Action item: Repeat the whole listing exactly.

____________________

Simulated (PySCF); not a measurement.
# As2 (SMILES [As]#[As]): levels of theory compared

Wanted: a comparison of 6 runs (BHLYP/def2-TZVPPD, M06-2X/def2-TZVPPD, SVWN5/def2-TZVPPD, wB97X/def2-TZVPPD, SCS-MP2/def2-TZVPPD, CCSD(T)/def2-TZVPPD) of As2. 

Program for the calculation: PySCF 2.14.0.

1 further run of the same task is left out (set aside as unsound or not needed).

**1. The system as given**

____________________

Exercise response:
Simulated (PySCF); not a measurement.
# As2 (SMILES [As]#[As]): levels of theory compared

Wanted: a comparison of 6 runs (BHLYP/def2-TZVPPD, M06-2X/def2-TZVPPD, SVWN5/def2-TZVPPD, wB97X/def2-TZVPPD, SCS-MP2/def2-TZVPPD, CCSD(T)/def2-TZVPPD) of As2. 

Program for the calculation: PySCF 2.14.0.

1 further run of the same task is left out (set aside as unsound or not needed).

**1. The system as given**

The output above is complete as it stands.